> _Work task_
Since only part of the material below is wanted, output exactly the lines from the one with "Equilibrium calculation in" up to and including the one with "Answer: SeO4-2 0.45, Cl- 0.81, HSeO4- 0.82, H+".

══════════
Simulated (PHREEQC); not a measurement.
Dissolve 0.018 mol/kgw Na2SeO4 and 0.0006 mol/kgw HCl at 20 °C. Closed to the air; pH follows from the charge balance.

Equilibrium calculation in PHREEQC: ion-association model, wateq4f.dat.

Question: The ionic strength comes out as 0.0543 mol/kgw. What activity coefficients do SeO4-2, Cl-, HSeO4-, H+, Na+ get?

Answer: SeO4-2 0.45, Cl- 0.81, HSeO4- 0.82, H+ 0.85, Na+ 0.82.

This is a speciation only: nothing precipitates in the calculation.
══════════

> _Answer section_
Equilibrium calculation in PHREEQC: ion-association model, wateq4f.dat.

Question: The ionic strength comes out as 0.0543 mol/kgw. What activity coefficients do SeO4-2, Cl-, HSeO4-, H+, Na+ get?

Answer: SeO4-2 0.45, Cl- 0.81, HSeO4- 0.82, H+ 0.85, Na+ 0.82.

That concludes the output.